■ BRIEF ■
Repeat the first line of the listing and each line after it, exactly, through the line containing "The rule was".

========================================

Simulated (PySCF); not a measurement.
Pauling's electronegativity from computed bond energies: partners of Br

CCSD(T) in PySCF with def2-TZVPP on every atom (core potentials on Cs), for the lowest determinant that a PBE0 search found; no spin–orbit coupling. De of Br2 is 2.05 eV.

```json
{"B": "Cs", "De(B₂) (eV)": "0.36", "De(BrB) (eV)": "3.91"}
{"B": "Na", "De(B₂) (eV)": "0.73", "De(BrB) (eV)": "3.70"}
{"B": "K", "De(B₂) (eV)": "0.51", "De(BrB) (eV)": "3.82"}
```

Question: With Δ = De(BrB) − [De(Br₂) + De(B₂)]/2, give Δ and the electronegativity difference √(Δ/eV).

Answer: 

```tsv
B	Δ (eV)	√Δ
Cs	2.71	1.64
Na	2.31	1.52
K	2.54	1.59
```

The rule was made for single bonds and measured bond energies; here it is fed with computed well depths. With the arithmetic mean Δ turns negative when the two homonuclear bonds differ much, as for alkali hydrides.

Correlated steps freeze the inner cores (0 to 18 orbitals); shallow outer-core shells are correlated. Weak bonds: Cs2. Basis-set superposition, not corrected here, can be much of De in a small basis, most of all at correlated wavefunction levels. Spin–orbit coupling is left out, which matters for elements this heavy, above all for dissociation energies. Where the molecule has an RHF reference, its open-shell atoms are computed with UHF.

========================================

■ ANSWER SPACE ■
Simulated (PySCF); not a measurement.
Pauling's electronegativity from computed bond energies: partners of Br

CCSD(T) in PySCF with def2-TZVPP on every atom (core potentials on Cs), for the lowest determinant that a PBE0 search found; no spin–orbit coupling. De of Br2 is 2.05 eV.

```json
{"B": "Cs", "De(B₂) (eV)": "0.36", "De(BrB) (eV)": "3.91"}
{"B": "Na", "De(B₂) (eV)": "0.73", "De(BrB) (eV)": "3.70"}
{"B": "K", "De(B₂) (eV)": "0.51", "De(BrB) (eV)": "3.82"}
```

Question: With Δ = De(BrB) − [De(Br₂) + De(B₂)]/2, give Δ and the electronegativity difference √(Δ/eV).

Answer: 

```tsv
B	Δ (eV)	√Δ
Cs	2.71	1.64
Na	2.31	1.52
K	2.54	1.59
```

The rule was made for single bonds and measured bond energies; here it is fed with computed well depths. With the arithmetic mean Δ turns negative when the two homonuclear bonds differ much, as for alkali hydrides.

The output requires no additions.